PROVIDED RECORDS Block Start
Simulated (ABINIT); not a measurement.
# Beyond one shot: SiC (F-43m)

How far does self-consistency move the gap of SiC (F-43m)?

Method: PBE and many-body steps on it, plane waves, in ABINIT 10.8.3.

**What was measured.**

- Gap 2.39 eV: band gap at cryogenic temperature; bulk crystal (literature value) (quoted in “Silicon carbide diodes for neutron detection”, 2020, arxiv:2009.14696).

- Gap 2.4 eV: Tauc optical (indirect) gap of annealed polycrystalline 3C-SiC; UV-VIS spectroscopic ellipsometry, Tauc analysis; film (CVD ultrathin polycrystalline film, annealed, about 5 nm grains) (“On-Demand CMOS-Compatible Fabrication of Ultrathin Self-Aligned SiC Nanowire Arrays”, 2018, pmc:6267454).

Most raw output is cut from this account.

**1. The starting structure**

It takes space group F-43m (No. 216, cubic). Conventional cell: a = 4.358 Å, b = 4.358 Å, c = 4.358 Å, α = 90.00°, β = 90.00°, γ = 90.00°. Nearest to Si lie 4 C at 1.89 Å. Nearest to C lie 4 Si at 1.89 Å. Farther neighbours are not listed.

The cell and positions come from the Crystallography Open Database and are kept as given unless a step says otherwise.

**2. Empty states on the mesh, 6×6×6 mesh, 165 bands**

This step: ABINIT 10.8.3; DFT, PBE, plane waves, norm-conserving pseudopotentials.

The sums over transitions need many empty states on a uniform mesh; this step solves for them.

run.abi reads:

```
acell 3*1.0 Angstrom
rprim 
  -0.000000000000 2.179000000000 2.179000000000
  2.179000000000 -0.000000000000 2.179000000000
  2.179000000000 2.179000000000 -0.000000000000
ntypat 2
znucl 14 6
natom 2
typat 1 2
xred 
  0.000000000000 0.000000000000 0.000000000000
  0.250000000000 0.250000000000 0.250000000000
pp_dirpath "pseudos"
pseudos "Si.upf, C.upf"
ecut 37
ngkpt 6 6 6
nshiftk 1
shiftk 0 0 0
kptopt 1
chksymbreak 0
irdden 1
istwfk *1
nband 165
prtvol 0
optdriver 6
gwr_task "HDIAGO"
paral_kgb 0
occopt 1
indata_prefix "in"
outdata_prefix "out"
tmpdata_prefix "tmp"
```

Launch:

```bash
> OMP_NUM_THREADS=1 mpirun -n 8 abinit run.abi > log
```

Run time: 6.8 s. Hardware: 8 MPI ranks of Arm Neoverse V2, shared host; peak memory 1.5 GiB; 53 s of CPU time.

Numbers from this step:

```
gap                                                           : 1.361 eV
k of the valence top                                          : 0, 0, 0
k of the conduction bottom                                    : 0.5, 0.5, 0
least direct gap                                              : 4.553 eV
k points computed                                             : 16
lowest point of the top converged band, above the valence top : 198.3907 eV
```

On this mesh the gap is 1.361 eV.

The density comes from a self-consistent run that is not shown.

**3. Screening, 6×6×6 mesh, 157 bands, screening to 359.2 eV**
PROVIDED RECORDS Block End

ASSIGNMENT:
Please copy the lines above from the line with "The cell and" up to and including the line with "The density comes", exactly as written and with nothing else.

RESPONSE AREA:
The cell and positions come from the Crystallography Open Database and are kept as given unless a step says otherwise.

**2. Empty states on the mesh, 6×6×6 mesh, 165 bands**

This step: ABINIT 10.8.3; DFT, PBE, plane waves, norm-conserving pseudopotentials.

The sums over transitions need many empty states on a uniform mesh; this step solves for them.

run.abi reads:

```
acell 3*1.0 Angstrom
rprim 
  -0.000000000000 2.179000000000 2.179000000000
  2.179000000000 -0.000000000000 2.179000000000
  2.179000000000 2.179000000000 -0.000000000000
ntypat 2
znucl 14 6
natom 2
typat 1 2
xred 
  0.000000000000 0.000000000000 0.000000000000
  0.250000000000 0.250000000000 0.250000000000
pp_dirpath "pseudos"
pseudos "Si.upf, C.upf"
ecut 37
ngkpt 6 6 6
nshiftk 1
shiftk 0 0 0
kptopt 1
chksymbreak 0
irdden 1
istwfk *1
nband 165
prtvol 0
optdriver 6
gwr_task "HDIAGO"
paral_kgb 0
occopt 1
indata_prefix "in"
outdata_prefix "out"
tmpdata_prefix "tmp"
```

Launch:

```bash
> OMP_NUM_THREADS=1 mpirun -n 8 abinit run.abi > log
```

Run time: 6.8 s. Hardware: 8 MPI ranks of Arm Neoverse V2, shared host; peak memory 1.5 GiB; 53 s of CPU time.

Numbers from this step:

```
gap                                                           : 1.361 eV
k of the valence top                                          : 0, 0, 0
k of the conduction bottom                                    : 0.5, 0.5, 0
least direct gap                                              : 4.553 eV
k points computed                                             : 16
lowest point of the top converged band, above the valence top : 198.3907 eV
```

On this mesh the gap is 1.361 eV.

The density comes from a self-consistent run that is not shown.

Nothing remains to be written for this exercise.